Start of Source material

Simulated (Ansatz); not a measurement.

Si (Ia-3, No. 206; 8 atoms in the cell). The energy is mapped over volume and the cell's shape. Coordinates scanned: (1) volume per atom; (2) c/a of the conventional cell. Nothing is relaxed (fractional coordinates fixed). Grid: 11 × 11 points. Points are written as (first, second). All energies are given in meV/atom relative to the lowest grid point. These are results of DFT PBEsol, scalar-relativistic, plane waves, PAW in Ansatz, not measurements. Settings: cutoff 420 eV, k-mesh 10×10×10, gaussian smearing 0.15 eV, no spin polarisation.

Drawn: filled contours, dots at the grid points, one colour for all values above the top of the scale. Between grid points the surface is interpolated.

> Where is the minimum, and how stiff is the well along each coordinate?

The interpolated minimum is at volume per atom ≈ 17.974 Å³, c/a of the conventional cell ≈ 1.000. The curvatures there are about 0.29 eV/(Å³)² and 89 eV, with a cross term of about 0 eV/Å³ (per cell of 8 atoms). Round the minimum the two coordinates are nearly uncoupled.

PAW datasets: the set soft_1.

End of Source material

_Action item_.
What do the lines of the material read, from the first through the line with "Drawn: filled contours, dots"? Transcribe them exactly and stop there.

_Your solution_.
Simulated (Ansatz); not a measurement.

Si (Ia-3, No. 206; 8 atoms in the cell). The energy is mapped over volume and the cell's shape. Coordinates scanned: (1) volume per atom; (2) c/a of the conventional cell. Nothing is relaxed (fractional coordinates fixed). Grid: 11 × 11 points. Points are written as (first, second). All energies are given in meV/atom relative to the lowest grid point. These are results of DFT PBEsol, scalar-relativistic, plane waves, PAW in Ansatz, not measurements. Settings: cutoff 420 eV, k-mesh 10×10×10, gaussian smearing 0.15 eV, no spin polarisation.

Drawn: filled contours, dots at the grid points, one colour for all values above the top of the scale. Between grid points the surface is interpolated.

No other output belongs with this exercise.